Assignment →
When you reach the entries below, transcribe each line word for word.

· · · ·

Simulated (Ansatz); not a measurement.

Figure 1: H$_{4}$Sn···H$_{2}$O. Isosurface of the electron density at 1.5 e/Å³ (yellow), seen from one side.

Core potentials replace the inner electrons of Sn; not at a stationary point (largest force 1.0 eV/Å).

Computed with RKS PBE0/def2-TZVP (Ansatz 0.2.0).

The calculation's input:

· · · ·

Answer area →
Simulated (Ansatz); not a measurement.

Figure 1: H$_{4}$Sn···H$_{2}$O. Isosurface of the electron density at 1.5 e/Å³ (yellow), seen from one side.

Core potentials replace the inner electrons of Sn; not at a stationary point (largest force 1.0 eV/Å).

Computed with RKS PBE0/def2-TZVP (Ansatz 0.2.0).

The calculation's input:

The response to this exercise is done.